*RECORD SET:*
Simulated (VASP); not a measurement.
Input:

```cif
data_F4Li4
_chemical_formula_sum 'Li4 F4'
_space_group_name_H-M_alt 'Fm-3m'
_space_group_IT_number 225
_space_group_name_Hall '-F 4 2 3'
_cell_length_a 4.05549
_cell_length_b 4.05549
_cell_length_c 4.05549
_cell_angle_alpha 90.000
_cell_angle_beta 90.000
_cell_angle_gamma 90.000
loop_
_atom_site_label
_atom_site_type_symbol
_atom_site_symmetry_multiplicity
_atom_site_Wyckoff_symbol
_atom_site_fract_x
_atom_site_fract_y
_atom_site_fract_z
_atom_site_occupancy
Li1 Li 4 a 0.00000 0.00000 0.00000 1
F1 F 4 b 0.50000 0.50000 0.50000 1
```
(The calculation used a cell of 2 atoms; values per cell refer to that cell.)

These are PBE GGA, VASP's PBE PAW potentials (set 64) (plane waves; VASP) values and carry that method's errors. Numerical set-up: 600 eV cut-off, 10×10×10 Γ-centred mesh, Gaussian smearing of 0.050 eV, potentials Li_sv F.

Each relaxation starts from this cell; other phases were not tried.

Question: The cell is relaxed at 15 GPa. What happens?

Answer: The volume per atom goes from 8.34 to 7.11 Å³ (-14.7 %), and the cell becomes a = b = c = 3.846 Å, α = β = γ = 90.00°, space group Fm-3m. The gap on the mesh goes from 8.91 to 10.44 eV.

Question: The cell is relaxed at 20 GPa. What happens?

*ACTION ITEM:* Above are some lines. Repeat exactly, and only, those from the line that has "These are PBE" through the line that has "Question: The cell is relaxed at 15".

*TASK OUTPUT:*
These are PBE GGA, VASP's PBE PAW potentials (set 64) (plane waves; VASP) values and carry that method's errors. Numerical set-up: 600 eV cut-off, 10×10×10 Γ-centred mesh, Gaussian smearing of 0.050 eV, potentials Li_sv F.

Each relaxation starts from this cell; other phases were not tried.

Question: The cell is relaxed at 15 GPa. What happens?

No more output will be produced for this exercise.